Your response should consist of the records below, repeated exactly.

______

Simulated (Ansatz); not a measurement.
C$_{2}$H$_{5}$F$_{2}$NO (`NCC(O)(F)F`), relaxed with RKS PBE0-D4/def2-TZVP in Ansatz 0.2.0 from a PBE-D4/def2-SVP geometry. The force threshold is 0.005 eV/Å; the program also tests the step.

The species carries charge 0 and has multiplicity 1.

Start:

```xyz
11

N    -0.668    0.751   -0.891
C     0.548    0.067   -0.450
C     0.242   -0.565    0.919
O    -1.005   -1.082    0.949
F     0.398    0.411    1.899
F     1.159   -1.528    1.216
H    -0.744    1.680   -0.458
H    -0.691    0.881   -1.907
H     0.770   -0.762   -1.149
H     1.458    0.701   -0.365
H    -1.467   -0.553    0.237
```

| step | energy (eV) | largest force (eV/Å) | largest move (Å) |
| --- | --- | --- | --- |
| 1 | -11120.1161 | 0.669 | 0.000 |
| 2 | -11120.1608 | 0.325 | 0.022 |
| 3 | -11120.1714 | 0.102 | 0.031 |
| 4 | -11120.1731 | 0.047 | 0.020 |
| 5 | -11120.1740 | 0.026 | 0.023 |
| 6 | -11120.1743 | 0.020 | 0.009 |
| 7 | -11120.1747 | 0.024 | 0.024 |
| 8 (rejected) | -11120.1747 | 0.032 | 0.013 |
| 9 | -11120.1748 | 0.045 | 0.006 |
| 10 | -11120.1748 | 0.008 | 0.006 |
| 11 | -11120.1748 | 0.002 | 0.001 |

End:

______

Answer space:
Simulated (Ansatz); not a measurement.
C$_{2}$H$_{5}$F$_{2}$NO (`NCC(O)(F)F`), relaxed with RKS PBE0-D4/def2-TZVP in Ansatz 0.2.0 from a PBE-D4/def2-SVP geometry. The force threshold is 0.005 eV/Å; the program also tests the step.

The species carries charge 0 and has multiplicity 1.

Start:

```xyz
11

N    -0.668    0.751   -0.891
C     0.548    0.067   -0.450
C     0.242   -0.565    0.919
O    -1.005   -1.082    0.949
F     0.398    0.411    1.899
F     1.159   -1.528    1.216
H    -0.744    1.680   -0.458
H    -0.691    0.881   -1.907
H     0.770   -0.762   -1.149
H     1.458    0.701   -0.365
H    -1.467   -0.553    0.237
```

| step | energy (eV) | largest force (eV/Å) | largest move (Å) |
| --- | --- | --- | --- |
| 1 | -11120.1161 | 0.669 | 0.000 |
| 2 | -11120.1608 | 0.325 | 0.022 |
| 3 | -11120.1714 | 0.102 | 0.031 |
| 4 | -11120.1731 | 0.047 | 0.020 |
| 5 | -11120.1740 | 0.026 | 0.023 |
| 6 | -11120.1743 | 0.020 | 0.009 |
| 7 | -11120.1747 | 0.024 | 0.024 |
| 8 (rejected) | -11120.1747 | 0.032 | 0.013 |
| 9 | -11120.1748 | 0.045 | 0.006 |
| 10 | -11120.1748 | 0.008 | 0.006 |
| 11 | -11120.1748 | 0.002 | 0.001 |

End:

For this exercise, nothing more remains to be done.